--- --- ---
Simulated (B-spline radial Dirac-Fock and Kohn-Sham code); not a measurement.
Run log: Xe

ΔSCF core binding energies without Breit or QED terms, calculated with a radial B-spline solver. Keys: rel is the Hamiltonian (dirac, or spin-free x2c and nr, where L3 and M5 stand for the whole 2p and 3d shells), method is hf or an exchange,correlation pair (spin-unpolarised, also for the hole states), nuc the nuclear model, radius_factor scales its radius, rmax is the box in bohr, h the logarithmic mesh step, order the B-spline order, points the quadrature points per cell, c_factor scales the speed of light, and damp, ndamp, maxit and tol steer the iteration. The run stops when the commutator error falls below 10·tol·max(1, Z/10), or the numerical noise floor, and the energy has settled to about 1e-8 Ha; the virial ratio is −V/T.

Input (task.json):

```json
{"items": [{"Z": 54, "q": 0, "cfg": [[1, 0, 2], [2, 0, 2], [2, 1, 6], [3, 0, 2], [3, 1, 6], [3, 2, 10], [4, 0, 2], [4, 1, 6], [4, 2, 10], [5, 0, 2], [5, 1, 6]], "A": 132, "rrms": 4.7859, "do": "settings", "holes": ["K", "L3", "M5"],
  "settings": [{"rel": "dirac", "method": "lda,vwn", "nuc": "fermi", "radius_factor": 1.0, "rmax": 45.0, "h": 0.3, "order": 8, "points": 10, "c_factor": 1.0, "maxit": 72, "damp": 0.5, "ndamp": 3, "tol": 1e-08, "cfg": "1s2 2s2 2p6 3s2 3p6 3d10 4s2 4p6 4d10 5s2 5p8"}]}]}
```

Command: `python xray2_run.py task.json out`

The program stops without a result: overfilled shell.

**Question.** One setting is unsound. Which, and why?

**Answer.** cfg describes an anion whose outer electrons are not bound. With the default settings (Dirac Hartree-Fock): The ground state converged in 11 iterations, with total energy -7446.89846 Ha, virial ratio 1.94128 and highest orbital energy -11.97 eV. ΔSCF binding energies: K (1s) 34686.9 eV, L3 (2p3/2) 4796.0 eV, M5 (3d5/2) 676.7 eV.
--- --- ---

## Work order
Begin at the first line of the records above and restate each line word for word, stopping after the line with "Which, and why?".

## Exercise response
Simulated (B-spline radial Dirac-Fock and Kohn-Sham code); not a measurement.
Run log: Xe

ΔSCF core binding energies without Breit or QED terms, calculated with a radial B-spline solver. Keys: rel is the Hamiltonian (dirac, or spin-free x2c and nr, where L3 and M5 stand for the whole 2p and 3d shells), method is hf or an exchange,correlation pair (spin-unpolarised, also for the hole states), nuc the nuclear model, radius_factor scales its radius, rmax is the box in bohr, h the logarithmic mesh step, order the B-spline order, points the quadrature points per cell, c_factor scales the speed of light, and damp, ndamp, maxit and tol steer the iteration. The run stops when the commutator error falls below 10·tol·max(1, Z/10), or the numerical noise floor, and the energy has settled to about 1e-8 Ha; the virial ratio is −V/T.

Input (task.json):

```json
{"items": [{"Z": 54, "q": 0, "cfg": [[1, 0, 2], [2, 0, 2], [2, 1, 6], [3, 0, 2], [3, 1, 6], [3, 2, 10], [4, 0, 2], [4, 1, 6], [4, 2, 10], [5, 0, 2], [5, 1, 6]], "A": 132, "rrms": 4.7859, "do": "settings", "holes": ["K", "L3", "M5"],
  "settings": [{"rel": "dirac", "method": "lda,vwn", "nuc": "fermi", "radius_factor": 1.0, "rmax": 45.0, "h": 0.3, "order": 8, "points": 10, "c_factor": 1.0, "maxit": 72, "damp": 0.5, "ndamp": 3, "tol": 1e-08, "cfg": "1s2 2s2 2p6 3s2 3p6 3d10 4s2 4p6 4d10 5s2 5p8"}]}]}
```

Command: `python xray2_run.py task.json out`

The program stops without a result: overfilled shell.

**Question.** One setting is unsound. Which, and why?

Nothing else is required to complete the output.